-- Opening Marker --
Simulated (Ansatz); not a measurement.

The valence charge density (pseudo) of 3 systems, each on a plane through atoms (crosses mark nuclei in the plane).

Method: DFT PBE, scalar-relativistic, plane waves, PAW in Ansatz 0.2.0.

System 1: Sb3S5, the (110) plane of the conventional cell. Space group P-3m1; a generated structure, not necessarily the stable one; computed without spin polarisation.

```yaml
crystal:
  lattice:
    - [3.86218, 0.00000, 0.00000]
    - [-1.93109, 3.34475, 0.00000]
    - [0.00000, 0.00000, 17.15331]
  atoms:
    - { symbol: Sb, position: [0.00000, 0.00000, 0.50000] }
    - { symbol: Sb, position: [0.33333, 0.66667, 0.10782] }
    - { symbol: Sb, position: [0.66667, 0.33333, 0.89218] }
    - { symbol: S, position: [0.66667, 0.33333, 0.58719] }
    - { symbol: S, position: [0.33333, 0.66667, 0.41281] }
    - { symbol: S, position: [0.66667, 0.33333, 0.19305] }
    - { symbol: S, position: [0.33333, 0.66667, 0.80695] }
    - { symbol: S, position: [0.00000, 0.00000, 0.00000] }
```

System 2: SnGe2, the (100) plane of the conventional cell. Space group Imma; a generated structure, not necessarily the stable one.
-- Closing Marker --

__Work item__.
Send back exactly, with nothing added, the lines from the first line of the material above through the line holding "Method: DFT PBE, scalar-relativistic, plane"; both ends are included.

__Answer space__.
Simulated (Ansatz); not a measurement.

The valence charge density (pseudo) of 3 systems, each on a plane through atoms (crosses mark nuclei in the plane).

Method: DFT PBE, scalar-relativistic, plane waves, PAW in Ansatz 0.2.0.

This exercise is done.